=== Excerpted records ===
####

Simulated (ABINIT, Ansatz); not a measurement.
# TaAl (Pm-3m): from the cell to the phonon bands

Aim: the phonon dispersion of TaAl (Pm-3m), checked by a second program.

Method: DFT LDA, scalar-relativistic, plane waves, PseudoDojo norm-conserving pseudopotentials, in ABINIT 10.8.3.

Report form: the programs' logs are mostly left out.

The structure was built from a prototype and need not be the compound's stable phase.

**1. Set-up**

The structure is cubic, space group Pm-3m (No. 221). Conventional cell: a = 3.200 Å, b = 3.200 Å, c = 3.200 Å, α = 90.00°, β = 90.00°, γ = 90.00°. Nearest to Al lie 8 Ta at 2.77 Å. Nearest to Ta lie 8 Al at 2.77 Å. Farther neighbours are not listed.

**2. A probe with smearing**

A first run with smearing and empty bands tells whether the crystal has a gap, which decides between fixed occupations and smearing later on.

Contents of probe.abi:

####

=== Assigned task ===
Word for word, repeat the data from its first line through the line with "A first run", including both of those lines and no others.

=== Exercise output ===
Simulated (ABINIT, Ansatz); not a measurement.
# TaAl (Pm-3m): from the cell to the phonon bands

Aim: the phonon dispersion of TaAl (Pm-3m), checked by a second program.

Method: DFT LDA, scalar-relativistic, plane waves, PseudoDojo norm-conserving pseudopotentials, in ABINIT 10.8.3.

Report form: the programs' logs are mostly left out.

The structure was built from a prototype and need not be the compound's stable phase.

**1. Set-up**

The structure is cubic, space group Pm-3m (No. 221). Conventional cell: a = 3.200 Å, b = 3.200 Å, c = 3.200 Å, α = 90.00°, β = 90.00°, γ = 90.00°. Nearest to Al lie 8 Ta at 2.77 Å. Nearest to Ta lie 8 Al at 2.77 Å. Farther neighbours are not listed.

**2. A probe with smearing**

A first run with smearing and empty bands tells whether the crystal has a gap, which decides between fixed occupations and smearing later on.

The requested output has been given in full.